Information provided
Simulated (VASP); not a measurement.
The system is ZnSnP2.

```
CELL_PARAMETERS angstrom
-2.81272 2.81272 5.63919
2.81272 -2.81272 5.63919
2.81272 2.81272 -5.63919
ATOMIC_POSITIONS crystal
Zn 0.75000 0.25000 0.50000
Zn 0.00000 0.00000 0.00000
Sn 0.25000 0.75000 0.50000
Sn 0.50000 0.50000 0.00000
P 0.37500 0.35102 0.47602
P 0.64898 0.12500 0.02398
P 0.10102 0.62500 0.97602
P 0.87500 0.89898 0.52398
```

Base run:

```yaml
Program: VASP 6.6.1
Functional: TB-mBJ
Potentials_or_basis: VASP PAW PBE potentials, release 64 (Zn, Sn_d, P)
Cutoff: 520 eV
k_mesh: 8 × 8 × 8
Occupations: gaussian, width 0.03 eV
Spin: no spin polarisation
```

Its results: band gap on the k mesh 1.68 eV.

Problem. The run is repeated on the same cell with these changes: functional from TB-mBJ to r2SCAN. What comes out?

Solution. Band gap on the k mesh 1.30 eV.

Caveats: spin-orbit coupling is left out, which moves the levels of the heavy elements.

Requirement
Restate verbatim all lines from the start of the data through the line containing "Solution. Band gap on the k mesh 1.30 eV.", with both ends kept.

Problem solution
Simulated (VASP); not a measurement.
The system is ZnSnP2.

```
CELL_PARAMETERS angstrom
-2.81272 2.81272 5.63919
2.81272 -2.81272 5.63919
2.81272 2.81272 -5.63919
ATOMIC_POSITIONS crystal
Zn 0.75000 0.25000 0.50000
Zn 0.00000 0.00000 0.00000
Sn 0.25000 0.75000 0.50000
Sn 0.50000 0.50000 0.00000
P 0.37500 0.35102 0.47602
P 0.64898 0.12500 0.02398
P 0.10102 0.62500 0.97602
P 0.87500 0.89898 0.52398
```

Base run:

```yaml
Program: VASP 6.6.1
Functional: TB-mBJ
Potentials_or_basis: VASP PAW PBE potentials, release 64 (Zn, Sn_d, P)
Cutoff: 520 eV
k_mesh: 8 × 8 × 8
Occupations: gaussian, width 0.03 eV
Spin: no spin polarisation
```

Its results: band gap on the k mesh 1.68 eV.

Problem. The run is repeated on the same cell with these changes: functional from TB-mBJ to r2SCAN. What comes out?

Solution. Band gap on the k mesh 1.30 eV.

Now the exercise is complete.